* Brief *
Would you output all the data exactly as it stands?

.....

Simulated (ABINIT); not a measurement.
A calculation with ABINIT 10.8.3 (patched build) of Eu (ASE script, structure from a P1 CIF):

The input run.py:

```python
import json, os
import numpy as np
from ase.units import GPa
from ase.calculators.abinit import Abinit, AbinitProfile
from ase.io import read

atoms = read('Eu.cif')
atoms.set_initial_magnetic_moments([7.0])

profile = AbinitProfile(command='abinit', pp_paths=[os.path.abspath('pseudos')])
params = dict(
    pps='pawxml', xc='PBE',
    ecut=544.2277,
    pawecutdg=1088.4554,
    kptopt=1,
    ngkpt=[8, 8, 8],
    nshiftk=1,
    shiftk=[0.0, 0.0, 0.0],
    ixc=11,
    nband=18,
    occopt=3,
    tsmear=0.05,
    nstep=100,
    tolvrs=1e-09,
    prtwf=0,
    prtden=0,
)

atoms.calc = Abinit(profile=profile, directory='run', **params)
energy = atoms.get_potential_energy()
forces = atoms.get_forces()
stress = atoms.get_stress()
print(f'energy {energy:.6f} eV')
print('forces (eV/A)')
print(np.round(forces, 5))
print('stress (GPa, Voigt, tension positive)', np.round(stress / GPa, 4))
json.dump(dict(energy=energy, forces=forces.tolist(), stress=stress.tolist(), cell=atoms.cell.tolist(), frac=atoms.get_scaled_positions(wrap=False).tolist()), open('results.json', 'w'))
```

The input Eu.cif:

.....

* Exercise result *
Simulated (ABINIT); not a measurement.
A calculation with ABINIT 10.8.3 (patched build) of Eu (ASE script, structure from a P1 CIF):

The input run.py:

```python
import json, os
import numpy as np
from ase.units import GPa
from ase.calculators.abinit import Abinit, AbinitProfile
from ase.io import read

atoms = read('Eu.cif')
atoms.set_initial_magnetic_moments([7.0])

profile = AbinitProfile(command='abinit', pp_paths=[os.path.abspath('pseudos')])
params = dict(
    pps='pawxml', xc='PBE',
    ecut=544.2277,
    pawecutdg=1088.4554,
    kptopt=1,
    ngkpt=[8, 8, 8],
    nshiftk=1,
    shiftk=[0.0, 0.0, 0.0],
    ixc=11,
    nband=18,
    occopt=3,
    tsmear=0.05,
    nstep=100,
    tolvrs=1e-09,
    prtwf=0,
    prtden=0,
)

atoms.calc = Abinit(profile=profile, directory='run', **params)
energy = atoms.get_potential_energy()
forces = atoms.get_forces()
stress = atoms.get_stress()
print(f'energy {energy:.6f} eV')
print('forces (eV/A)')
print(np.round(forces, 5))
print('stress (GPa, Voigt, tension positive)', np.round(stress / GPa, 4))
json.dump(dict(energy=energy, forces=forces.tolist(), stress=stress.tolist(), cell=atoms.cell.tolist(), frac=atoms.get_scaled_positions(wrap=False).tolist()), open('results.json', 'w'))
```

The input Eu.cif:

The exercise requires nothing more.